#### Records shown

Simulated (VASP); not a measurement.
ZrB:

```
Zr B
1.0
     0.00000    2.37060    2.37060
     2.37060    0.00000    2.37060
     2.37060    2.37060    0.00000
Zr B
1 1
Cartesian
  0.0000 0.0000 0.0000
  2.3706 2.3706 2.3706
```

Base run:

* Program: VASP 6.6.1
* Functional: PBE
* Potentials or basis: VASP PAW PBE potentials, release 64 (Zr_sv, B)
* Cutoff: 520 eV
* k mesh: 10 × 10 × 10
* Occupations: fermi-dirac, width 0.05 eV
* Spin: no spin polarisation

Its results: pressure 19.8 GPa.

########

* Action item
Would you please give back all of the material above exactly as it stands?

* Expected answer
Simulated (VASP); not a measurement.
ZrB:

```
Zr B
1.0
     0.00000    2.37060    2.37060
     2.37060    0.00000    2.37060
     2.37060    2.37060    0.00000
Zr B
1 1
Cartesian
  0.0000 0.0000 0.0000
  2.3706 2.3706 2.3706
```

Base run:

* Program: VASP 6.6.1
* Functional: PBE
* Potentials or basis: VASP PAW PBE potentials, release 64 (Zr_sv, B)
* Cutoff: 520 eV
* k mesh: 10 × 10 × 10
* Occupations: fermi-dirac, width 0.05 eV
* Spin: no spin polarisation

Its results: pressure 19.8 GPa.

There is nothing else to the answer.